################

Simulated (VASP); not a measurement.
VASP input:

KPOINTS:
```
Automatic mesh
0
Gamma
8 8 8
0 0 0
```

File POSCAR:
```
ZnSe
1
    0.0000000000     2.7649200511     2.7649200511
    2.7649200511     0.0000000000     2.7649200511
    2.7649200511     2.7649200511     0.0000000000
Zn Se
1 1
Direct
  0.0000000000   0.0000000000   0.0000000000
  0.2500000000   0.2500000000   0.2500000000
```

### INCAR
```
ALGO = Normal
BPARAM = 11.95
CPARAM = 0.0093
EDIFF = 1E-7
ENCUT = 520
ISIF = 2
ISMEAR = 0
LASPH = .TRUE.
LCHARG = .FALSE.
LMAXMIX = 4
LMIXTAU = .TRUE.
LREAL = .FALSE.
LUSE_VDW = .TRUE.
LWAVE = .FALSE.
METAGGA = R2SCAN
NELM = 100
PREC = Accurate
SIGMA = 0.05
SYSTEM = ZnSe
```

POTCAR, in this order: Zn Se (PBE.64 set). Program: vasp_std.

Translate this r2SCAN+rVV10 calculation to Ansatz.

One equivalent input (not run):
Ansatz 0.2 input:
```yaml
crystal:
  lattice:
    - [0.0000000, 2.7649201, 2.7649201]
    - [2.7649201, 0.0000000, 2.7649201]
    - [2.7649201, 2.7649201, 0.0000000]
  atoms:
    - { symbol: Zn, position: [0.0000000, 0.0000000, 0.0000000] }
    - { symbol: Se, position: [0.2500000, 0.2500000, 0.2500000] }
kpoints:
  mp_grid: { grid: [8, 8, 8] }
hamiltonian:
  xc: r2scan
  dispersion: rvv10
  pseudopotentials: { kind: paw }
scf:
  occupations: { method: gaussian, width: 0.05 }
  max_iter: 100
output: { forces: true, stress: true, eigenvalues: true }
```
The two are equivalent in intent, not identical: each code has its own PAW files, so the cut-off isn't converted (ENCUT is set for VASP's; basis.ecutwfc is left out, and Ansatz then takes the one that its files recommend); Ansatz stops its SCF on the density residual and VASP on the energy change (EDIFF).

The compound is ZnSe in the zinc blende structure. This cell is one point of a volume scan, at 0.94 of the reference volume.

################

Requirement:
Write out exactly the lines above between the line with "Translate this r2SCAN+rVV10" and the line with "The two are", inclusive, and nothing beyond them.

Exercise solution:
Translate this r2SCAN+rVV10 calculation to Ansatz.

One equivalent input (not run):
Ansatz 0.2 input:
```yaml
crystal:
  lattice:
    - [0.0000000, 2.7649201, 2.7649201]
    - [2.7649201, 0.0000000, 2.7649201]
    - [2.7649201, 2.7649201, 0.0000000]
  atoms:
    - { symbol: Zn, position: [0.0000000, 0.0000000, 0.0000000] }
    - { symbol: Se, position: [0.2500000, 0.2500000, 0.2500000] }
kpoints:
  mp_grid: { grid: [8, 8, 8] }
hamiltonian:
  xc: r2scan
  dispersion: rvv10
  pseudopotentials: { kind: paw }
scf:
  occupations: { method: gaussian, width: 0.05 }
  max_iter: 100
output: { forces: true, stress: true, eigenvalues: true }
```
The two are equivalent in intent, not identical: each code has its own PAW files, so the cut-off isn't converted (ENCUT is set for VASP's; basis.ecutwfc is left out, and Ansatz then takes the one that its files recommend); Ansatz stops its SCF on the density residual and VASP on the energy change (EDIFF).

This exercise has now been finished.